╔══

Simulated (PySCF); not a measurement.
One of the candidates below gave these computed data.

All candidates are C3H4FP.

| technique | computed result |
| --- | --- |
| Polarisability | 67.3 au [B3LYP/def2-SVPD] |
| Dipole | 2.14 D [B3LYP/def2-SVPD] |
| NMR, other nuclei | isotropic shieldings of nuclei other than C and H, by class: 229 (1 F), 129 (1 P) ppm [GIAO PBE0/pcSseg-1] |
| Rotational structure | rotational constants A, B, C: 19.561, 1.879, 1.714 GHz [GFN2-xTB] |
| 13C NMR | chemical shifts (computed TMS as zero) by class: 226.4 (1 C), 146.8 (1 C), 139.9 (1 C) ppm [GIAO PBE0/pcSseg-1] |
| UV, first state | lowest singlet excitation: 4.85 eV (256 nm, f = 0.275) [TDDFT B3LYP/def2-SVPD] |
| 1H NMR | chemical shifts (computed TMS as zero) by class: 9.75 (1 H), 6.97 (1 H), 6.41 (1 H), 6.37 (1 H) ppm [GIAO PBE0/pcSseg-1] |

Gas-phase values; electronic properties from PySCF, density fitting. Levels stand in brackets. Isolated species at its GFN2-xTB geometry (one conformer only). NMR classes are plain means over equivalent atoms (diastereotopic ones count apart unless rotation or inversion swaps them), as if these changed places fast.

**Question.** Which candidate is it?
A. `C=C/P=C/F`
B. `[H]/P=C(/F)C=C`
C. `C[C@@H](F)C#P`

╚══

Action item: Look above for the line holding "au [B3LYP/def2-SVPD] |" and the line holding "C) ppm [GIAO PBE0/pcSseg-1] |", then output exactly those two lines and every line between them, nothing more.

Task answer:
| Polarisability | 67.3 au [B3LYP/def2-SVPD] |
| Dipole | 2.14 D [B3LYP/def2-SVPD] |
| NMR, other nuclei | isotropic shieldings of nuclei other than C and H, by class: 229 (1 F), 129 (1 P) ppm [GIAO PBE0/pcSseg-1] |
| Rotational structure | rotational constants A, B, C: 19.561, 1.879, 1.714 GHz [GFN2-xTB] |
| 13C NMR | chemical shifts (computed TMS as zero) by class: 226.4 (1 C), 146.8 (1 C), 139.9 (1 C) ppm [GIAO PBE0/pcSseg-1] |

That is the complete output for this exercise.